[[ Excerpted records, beginning ]]

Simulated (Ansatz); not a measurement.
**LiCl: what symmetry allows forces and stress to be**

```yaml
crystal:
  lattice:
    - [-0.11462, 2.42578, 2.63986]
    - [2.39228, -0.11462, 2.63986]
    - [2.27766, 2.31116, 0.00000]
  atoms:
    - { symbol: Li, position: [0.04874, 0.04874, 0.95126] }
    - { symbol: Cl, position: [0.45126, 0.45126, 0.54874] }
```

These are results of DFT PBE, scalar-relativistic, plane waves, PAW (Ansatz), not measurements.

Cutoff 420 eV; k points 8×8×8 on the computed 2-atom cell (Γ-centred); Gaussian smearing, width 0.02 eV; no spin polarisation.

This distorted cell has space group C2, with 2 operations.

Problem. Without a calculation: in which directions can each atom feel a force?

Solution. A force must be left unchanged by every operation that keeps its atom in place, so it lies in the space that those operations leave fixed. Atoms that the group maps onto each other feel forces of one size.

[[ Excerpted records, end ]]

Activity:
Output the listing above in full. Every line must match.

Exercise answer:
Simulated (Ansatz); not a measurement.
**LiCl: what symmetry allows forces and stress to be**

```yaml
crystal:
  lattice:
    - [-0.11462, 2.42578, 2.63986]
    - [2.39228, -0.11462, 2.63986]
    - [2.27766, 2.31116, 0.00000]
  atoms:
    - { symbol: Li, position: [0.04874, 0.04874, 0.95126] }
    - { symbol: Cl, position: [0.45126, 0.45126, 0.54874] }
```

These are results of DFT PBE, scalar-relativistic, plane waves, PAW (Ansatz), not measurements.

Cutoff 420 eV; k points 8×8×8 on the computed 2-atom cell (Γ-centred); Gaussian smearing, width 0.02 eV; no spin polarisation.

This distorted cell has space group C2, with 2 operations.

Problem. Without a calculation: in which directions can each atom feel a force?

Solution. A force must be left unchanged by every operation that keeps its atom in place, so it lies in the space that those operations leave fixed. Atoms that the group maps onto each other feel forces of one size.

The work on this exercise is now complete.